Exercise: For the listing below, return the line containing "Level of theory: vdW-DF-cx, VASP's", the line containing "Unless said otherwise, spin-orbit", and all lines in between, exactly as written and nothing else.

Entries supplied:
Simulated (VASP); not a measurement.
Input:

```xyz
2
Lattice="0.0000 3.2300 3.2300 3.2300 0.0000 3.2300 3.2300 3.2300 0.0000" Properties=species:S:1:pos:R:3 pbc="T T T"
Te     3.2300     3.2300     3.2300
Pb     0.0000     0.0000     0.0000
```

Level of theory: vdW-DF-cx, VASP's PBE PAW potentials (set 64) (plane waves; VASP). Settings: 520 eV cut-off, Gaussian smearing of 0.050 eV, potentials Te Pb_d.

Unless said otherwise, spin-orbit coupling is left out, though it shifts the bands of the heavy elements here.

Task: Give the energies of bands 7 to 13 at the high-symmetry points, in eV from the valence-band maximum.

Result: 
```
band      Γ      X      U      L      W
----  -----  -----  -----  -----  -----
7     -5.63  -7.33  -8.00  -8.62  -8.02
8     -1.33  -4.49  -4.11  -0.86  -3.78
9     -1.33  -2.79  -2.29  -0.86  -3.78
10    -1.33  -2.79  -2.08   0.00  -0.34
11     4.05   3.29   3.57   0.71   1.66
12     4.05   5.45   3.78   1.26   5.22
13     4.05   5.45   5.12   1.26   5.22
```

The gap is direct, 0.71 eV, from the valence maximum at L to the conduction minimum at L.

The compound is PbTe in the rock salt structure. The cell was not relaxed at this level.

Task solution:
Level of theory: vdW-DF-cx, VASP's PBE PAW potentials (set 64) (plane waves; VASP). Settings: 520 eV cut-off, Gaussian smearing of 0.050 eV, potentials Te Pb_d.

Unless said otherwise, spin-orbit coupling is left out, though it shifts the bands of the heavy elements here.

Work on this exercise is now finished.